**SOURCE MATERIAL**
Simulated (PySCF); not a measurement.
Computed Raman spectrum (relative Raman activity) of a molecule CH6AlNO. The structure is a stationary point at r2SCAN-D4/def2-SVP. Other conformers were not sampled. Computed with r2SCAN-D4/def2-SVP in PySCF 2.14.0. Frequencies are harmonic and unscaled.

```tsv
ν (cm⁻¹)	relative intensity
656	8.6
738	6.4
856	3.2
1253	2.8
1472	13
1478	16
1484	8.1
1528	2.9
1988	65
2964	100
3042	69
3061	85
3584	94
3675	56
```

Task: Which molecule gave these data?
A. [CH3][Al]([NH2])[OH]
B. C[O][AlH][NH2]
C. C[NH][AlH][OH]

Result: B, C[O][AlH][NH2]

**REQUIREMENT**
A complete and exact reproduction of the data is needed.

**TASK OUTPUT**
Simulated (PySCF); not a measurement.
Computed Raman spectrum (relative Raman activity) of a molecule CH6AlNO. The structure is a stationary point at r2SCAN-D4/def2-SVP. Other conformers were not sampled. Computed with r2SCAN-D4/def2-SVP in PySCF 2.14.0. Frequencies are harmonic and unscaled.

```tsv
ν (cm⁻¹)	relative intensity
656	8.6
738	6.4
856	3.2
1253	2.8
1472	13
1478	16
1484	8.1
1528	2.9
1988	65
2964	100
3042	69
3061	85
3584	94
3675	56
```

Task: Which molecule gave these data?
A. [CH3][Al]([NH2])[OH]
B. C[O][AlH][NH2]
C. C[NH][AlH][OH]

Result: B, C[O][AlH][NH2]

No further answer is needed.